• [EXERCISE] After locating the line with "- Task: relaxation of cell and atoms" in the data that follows, return it and every later line exactly, up to and including the line with "Result: Over 3".

########

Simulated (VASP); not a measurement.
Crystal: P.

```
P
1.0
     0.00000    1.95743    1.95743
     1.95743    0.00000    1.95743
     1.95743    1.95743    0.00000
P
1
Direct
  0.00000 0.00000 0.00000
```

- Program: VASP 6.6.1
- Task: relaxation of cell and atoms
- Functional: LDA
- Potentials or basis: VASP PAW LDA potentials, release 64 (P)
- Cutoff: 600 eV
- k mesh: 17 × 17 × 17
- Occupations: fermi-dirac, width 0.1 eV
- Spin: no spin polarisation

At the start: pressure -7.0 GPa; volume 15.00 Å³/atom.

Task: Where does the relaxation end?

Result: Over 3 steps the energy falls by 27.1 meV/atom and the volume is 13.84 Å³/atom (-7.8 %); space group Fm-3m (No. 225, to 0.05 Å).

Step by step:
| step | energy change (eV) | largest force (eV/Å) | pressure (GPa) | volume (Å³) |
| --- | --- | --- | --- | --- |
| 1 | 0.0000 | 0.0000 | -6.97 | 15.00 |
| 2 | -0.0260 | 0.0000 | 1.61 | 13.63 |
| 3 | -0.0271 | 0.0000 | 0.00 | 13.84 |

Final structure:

########

• [PROBLEM SOLUTION]
- Task: relaxation of cell and atoms
- Functional: LDA
- Potentials or basis: VASP PAW LDA potentials, release 64 (P)
- Cutoff: 600 eV
- k mesh: 17 × 17 × 17
- Occupations: fermi-dirac, width 0.1 eV
- Spin: no spin polarisation

At the start: pressure -7.0 GPa; volume 15.00 Å³/atom.

Task: Where does the relaxation end?

Result: Over 3 steps the energy falls by 27.1 meV/atom and the volume is 13.84 Å³/atom (-7.8 %); space group Fm-3m (No. 225, to 0.05 Å).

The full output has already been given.